[Start of section]
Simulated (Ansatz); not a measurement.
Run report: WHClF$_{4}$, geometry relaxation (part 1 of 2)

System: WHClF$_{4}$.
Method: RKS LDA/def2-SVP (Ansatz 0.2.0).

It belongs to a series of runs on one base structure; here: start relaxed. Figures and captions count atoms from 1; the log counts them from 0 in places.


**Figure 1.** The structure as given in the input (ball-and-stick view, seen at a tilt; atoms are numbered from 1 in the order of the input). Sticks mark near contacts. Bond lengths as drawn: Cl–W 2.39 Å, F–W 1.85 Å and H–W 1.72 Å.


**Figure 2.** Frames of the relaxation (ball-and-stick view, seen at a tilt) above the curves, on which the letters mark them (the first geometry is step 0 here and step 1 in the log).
[End of section]

### Work request
Give back the whole listing exactly.

### Your solution
Simulated (Ansatz); not a measurement.
Run report: WHClF$_{4}$, geometry relaxation (part 1 of 2)

System: WHClF$_{4}$.
Method: RKS LDA/def2-SVP (Ansatz 0.2.0).

It belongs to a series of runs on one base structure; here: start relaxed. Figures and captions count atoms from 1; the log counts them from 0 in places.


**Figure 1.** The structure as given in the input (ball-and-stick view, seen at a tilt; atoms are numbered from 1 in the order of the input). Sticks mark near contacts. Bond lengths as drawn: Cl–W 2.39 Å, F–W 1.85 Å and H–W 1.72 Å.


**Figure 2.** Frames of the relaxation (ball-and-stick view, seen at a tilt) above the curves, on which the letters mark them (the first geometry is step 0 here and step 1 in the log).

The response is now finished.